[Start of Attachment]

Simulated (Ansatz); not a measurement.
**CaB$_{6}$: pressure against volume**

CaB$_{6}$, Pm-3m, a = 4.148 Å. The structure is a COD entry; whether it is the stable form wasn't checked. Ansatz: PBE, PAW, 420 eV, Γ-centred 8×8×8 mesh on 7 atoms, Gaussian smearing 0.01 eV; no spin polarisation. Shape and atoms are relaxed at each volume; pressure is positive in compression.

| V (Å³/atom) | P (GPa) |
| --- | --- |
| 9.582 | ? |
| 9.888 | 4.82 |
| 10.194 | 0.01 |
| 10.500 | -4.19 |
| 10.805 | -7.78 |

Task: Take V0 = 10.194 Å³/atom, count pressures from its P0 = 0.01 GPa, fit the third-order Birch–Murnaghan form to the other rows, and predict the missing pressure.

[End of Attachment]

Action item - Every line of the data should be copied exactly.

Problem solution -
Simulated (Ansatz); not a measurement.
**CaB$_{6}$: pressure against volume**

CaB$_{6}$, Pm-3m, a = 4.148 Å. The structure is a COD entry; whether it is the stable form wasn't checked. Ansatz: PBE, PAW, 420 eV, Γ-centred 8×8×8 mesh on 7 atoms, Gaussian smearing 0.01 eV; no spin polarisation. Shape and atoms are relaxed at each volume; pressure is positive in compression.

| V (Å³/atom) | P (GPa) |
| --- | --- |
| 9.582 | ? |
| 9.888 | 4.82 |
| 10.194 | 0.01 |
| 10.500 | -4.19 |
| 10.805 | -7.78 |

Task: Take V0 = 10.194 Å³/atom, count pressures from its P0 = 0.01 GPa, fit the third-order Birch–Murnaghan form to the other rows, and predict the missing pressure.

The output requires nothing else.